● ● ● ● ●

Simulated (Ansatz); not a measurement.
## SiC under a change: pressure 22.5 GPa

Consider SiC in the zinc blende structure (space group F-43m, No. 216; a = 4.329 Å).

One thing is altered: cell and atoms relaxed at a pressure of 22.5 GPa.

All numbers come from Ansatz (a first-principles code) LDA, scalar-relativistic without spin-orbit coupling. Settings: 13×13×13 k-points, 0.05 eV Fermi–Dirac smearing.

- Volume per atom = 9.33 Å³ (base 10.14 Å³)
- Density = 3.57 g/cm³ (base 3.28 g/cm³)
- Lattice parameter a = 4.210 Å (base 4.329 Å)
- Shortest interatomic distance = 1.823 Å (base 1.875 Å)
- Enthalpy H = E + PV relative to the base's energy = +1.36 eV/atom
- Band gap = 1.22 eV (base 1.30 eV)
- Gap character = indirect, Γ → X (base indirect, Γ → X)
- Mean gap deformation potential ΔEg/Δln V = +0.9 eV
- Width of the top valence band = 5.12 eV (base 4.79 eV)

● ● ● ● ●

- _Requirement_
Working from the data above, extract solely the lines from the one containing "One thing is" through the one containing "- Mean gap deformation", exactly as they appear, both included.

- _Task response_
One thing is altered: cell and atoms relaxed at a pressure of 22.5 GPa.

All numbers come from Ansatz (a first-principles code) LDA, scalar-relativistic without spin-orbit coupling. Settings: 13×13×13 k-points, 0.05 eV Fermi–Dirac smearing.

- Volume per atom = 9.33 Å³ (base 10.14 Å³)
- Density = 3.57 g/cm³ (base 3.28 g/cm³)
- Lattice parameter a = 4.210 Å (base 4.329 Å)
- Shortest interatomic distance = 1.823 Å (base 1.875 Å)
- Enthalpy H = E + PV relative to the base's energy = +1.36 eV/atom
- Band gap = 1.22 eV (base 1.30 eV)
- Gap character = indirect, Γ → X (base indirect, Γ → X)
- Mean gap deformation potential ΔEg/Δln V = +0.9 eV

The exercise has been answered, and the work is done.